Assigned task -
Look below for the line that contains "VASP | Ansatz |", then copy it and each following line exactly, through and including the line that contains "Answer: Pressure (GPa): 0.3.".

Source material -
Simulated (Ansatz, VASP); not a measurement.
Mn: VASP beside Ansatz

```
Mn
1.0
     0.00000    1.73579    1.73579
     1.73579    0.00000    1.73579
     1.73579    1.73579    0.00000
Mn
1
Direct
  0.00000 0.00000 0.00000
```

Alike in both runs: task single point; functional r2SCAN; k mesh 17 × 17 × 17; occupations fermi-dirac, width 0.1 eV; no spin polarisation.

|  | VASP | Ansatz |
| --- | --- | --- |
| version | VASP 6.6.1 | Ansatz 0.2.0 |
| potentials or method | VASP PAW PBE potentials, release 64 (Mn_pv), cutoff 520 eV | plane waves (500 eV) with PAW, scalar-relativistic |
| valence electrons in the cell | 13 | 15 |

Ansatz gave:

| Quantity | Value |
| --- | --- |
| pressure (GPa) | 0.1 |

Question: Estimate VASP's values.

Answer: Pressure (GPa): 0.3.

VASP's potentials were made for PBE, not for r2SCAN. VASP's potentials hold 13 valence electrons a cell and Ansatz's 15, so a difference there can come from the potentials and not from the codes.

Answer space -
|  | VASP | Ansatz |
| --- | --- | --- |
| version | VASP 6.6.1 | Ansatz 0.2.0 |
| potentials or method | VASP PAW PBE potentials, release 64 (Mn_pv), cutoff 520 eV | plane waves (500 eV) with PAW, scalar-relativistic |
| valence electrons in the cell | 13 | 15 |

Ansatz gave:

| Quantity | Value |
| --- | --- |
| pressure (GPa) | 0.1 |

Question: Estimate VASP's values.

Answer: Pressure (GPa): 0.3.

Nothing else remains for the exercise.